→ **EXCERPTED DATA**
# # # #
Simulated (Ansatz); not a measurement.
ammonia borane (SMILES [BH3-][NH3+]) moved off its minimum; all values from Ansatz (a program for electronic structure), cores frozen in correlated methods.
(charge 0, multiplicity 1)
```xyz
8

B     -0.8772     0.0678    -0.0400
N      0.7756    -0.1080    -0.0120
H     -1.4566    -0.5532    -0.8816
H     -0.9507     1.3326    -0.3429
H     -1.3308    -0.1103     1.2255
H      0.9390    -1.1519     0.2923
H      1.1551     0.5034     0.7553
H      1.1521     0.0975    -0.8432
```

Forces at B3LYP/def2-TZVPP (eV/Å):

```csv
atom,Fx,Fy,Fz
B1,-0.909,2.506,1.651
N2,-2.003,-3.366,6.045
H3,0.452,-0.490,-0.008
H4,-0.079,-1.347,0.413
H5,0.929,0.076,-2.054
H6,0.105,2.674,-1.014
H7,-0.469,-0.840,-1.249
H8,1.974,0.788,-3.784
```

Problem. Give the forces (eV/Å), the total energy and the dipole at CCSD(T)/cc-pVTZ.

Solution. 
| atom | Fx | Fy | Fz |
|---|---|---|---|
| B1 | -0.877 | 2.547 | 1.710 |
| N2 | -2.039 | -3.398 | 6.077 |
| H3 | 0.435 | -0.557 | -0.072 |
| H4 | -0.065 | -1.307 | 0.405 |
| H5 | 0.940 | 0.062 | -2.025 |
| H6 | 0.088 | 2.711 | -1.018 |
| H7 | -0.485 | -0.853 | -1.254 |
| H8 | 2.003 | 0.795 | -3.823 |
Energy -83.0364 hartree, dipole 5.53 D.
# # # #

→ **WORK TASK**
All that is wanted is the stretch of lines above from the one containing "2.711 | -1.018 |" through the one containing "0.795 | -3.823 |", duplicated exactly.

→ **WRITTEN SOLUTION**
| H6 | 0.088 | 2.711 | -1.018 |
| H7 | -0.485 | -0.853 | -1.254 |
| H8 | 2.003 | 0.795 | -3.823 |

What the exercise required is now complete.